• • •

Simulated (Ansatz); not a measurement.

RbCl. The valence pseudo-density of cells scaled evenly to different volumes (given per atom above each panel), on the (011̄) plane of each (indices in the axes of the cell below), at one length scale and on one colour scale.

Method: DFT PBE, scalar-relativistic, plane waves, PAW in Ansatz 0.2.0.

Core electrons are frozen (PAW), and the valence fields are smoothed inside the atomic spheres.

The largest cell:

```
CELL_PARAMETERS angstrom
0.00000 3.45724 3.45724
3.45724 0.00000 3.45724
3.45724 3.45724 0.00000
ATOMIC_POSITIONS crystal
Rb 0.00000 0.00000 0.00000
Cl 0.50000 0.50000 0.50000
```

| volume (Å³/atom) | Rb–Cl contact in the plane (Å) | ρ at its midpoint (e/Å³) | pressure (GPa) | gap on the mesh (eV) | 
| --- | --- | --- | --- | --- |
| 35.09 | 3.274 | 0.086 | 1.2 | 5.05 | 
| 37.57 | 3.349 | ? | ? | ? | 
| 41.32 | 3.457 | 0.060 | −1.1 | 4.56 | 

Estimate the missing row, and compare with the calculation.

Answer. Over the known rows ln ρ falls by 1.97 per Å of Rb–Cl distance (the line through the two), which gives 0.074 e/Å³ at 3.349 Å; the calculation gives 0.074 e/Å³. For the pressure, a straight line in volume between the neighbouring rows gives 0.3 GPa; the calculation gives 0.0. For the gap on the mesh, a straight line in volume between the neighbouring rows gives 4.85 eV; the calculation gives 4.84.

• • •

**WORK REQUEST**
Produce an identical printout of the material above.

**EXERCISE SOLUTION**
Simulated (Ansatz); not a measurement.

RbCl. The valence pseudo-density of cells scaled evenly to different volumes (given per atom above each panel), on the (011̄) plane of each (indices in the axes of the cell below), at one length scale and on one colour scale.

Method: DFT PBE, scalar-relativistic, plane waves, PAW in Ansatz 0.2.0.

Core electrons are frozen (PAW), and the valence fields are smoothed inside the atomic spheres.

The largest cell:

```
CELL_PARAMETERS angstrom
0.00000 3.45724 3.45724
3.45724 0.00000 3.45724
3.45724 3.45724 0.00000
ATOMIC_POSITIONS crystal
Rb 0.00000 0.00000 0.00000
Cl 0.50000 0.50000 0.50000
```

| volume (Å³/atom) | Rb–Cl contact in the plane (Å) | ρ at its midpoint (e/Å³) | pressure (GPa) | gap on the mesh (eV) | 
| --- | --- | --- | --- | --- |
| 35.09 | 3.274 | 0.086 | 1.2 | 5.05 | 
| 37.57 | 3.349 | ? | ? | ? | 
| 41.32 | 3.457 | 0.060 | −1.1 | 4.56 | 

Estimate the missing row, and compare with the calculation.

Answer. Over the known rows ln ρ falls by 1.97 per Å of Rb–Cl distance (the line through the two), which gives 0.074 e/Å³ at 3.349 Å; the calculation gives 0.074 e/Å³. For the pressure, a straight line in volume between the neighbouring rows gives 0.3 GPa; the calculation gives 0.0. For the gap on the mesh, a straight line in volume between the neighbouring rows gives 4.85 eV; the calculation gives 4.84.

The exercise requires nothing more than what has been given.